==========
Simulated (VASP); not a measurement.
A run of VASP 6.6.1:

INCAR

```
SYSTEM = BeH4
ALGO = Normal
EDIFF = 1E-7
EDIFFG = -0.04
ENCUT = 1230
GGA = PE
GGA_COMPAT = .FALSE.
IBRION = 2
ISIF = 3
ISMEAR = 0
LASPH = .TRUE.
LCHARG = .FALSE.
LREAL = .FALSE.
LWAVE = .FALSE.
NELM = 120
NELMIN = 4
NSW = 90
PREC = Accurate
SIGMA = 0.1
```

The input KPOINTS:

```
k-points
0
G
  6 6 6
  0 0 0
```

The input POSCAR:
==========

• _Assignment_: Your task is to quote all of the data word for word.

• _Response area_:
Simulated (VASP); not a measurement.
A run of VASP 6.6.1:

INCAR

```
SYSTEM = BeH4
ALGO = Normal
EDIFF = 1E-7
EDIFFG = -0.04
ENCUT = 1230
GGA = PE
GGA_COMPAT = .FALSE.
IBRION = 2
ISIF = 3
ISMEAR = 0
LASPH = .TRUE.
LCHARG = .FALSE.
LREAL = .FALSE.
LWAVE = .FALSE.
NELM = 120
NELMIN = 4
NSW = 90
PREC = Accurate
SIGMA = 0.1
```

The input KPOINTS:

```
k-points
0
G
  6 6 6
  0 0 0
```

The input POSCAR:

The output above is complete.